▸ **Work item**
Return the entries below in full. Keep every word as it is.

◆ ◆ ◆ ◆

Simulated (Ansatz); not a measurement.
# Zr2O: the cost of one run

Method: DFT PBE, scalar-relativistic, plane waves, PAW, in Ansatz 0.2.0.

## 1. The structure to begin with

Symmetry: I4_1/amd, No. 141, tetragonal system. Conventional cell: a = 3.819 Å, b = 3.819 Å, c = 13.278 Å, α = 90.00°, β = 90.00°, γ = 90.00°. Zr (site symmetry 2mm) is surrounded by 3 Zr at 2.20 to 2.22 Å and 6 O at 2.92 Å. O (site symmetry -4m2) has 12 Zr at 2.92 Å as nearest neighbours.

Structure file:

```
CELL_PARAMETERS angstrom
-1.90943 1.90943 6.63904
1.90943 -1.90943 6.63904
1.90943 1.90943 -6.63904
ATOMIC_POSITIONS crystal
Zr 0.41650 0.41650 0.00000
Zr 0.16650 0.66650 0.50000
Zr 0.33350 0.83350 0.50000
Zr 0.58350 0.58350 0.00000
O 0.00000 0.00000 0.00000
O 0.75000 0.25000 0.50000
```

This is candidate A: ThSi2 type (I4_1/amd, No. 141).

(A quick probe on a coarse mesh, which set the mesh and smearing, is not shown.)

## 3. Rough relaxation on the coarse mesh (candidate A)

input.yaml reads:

◆ ◆ ◆ ◆

▸ **Task answer**
Simulated (Ansatz); not a measurement.
# Zr2O: the cost of one run

Method: DFT PBE, scalar-relativistic, plane waves, PAW, in Ansatz 0.2.0.

## 1. The structure to begin with

Symmetry: I4_1/amd, No. 141, tetragonal system. Conventional cell: a = 3.819 Å, b = 3.819 Å, c = 13.278 Å, α = 90.00°, β = 90.00°, γ = 90.00°. Zr (site symmetry 2mm) is surrounded by 3 Zr at 2.20 to 2.22 Å and 6 O at 2.92 Å. O (site symmetry -4m2) has 12 Zr at 2.92 Å as nearest neighbours.

Structure file:

```
CELL_PARAMETERS angstrom
-1.90943 1.90943 6.63904
1.90943 -1.90943 6.63904
1.90943 1.90943 -6.63904
ATOMIC_POSITIONS crystal
Zr 0.41650 0.41650 0.00000
Zr 0.16650 0.66650 0.50000
Zr 0.33350 0.83350 0.50000
Zr 0.58350 0.58350 0.00000
O 0.00000 0.00000 0.00000
O 0.75000 0.25000 0.50000
```

This is candidate A: ThSi2 type (I4_1/amd, No. 141).

(A quick probe on a coarse mesh, which set the mesh and smearing, is not shown.)

## 3. Rough relaxation on the coarse mesh (candidate A)

input.yaml reads:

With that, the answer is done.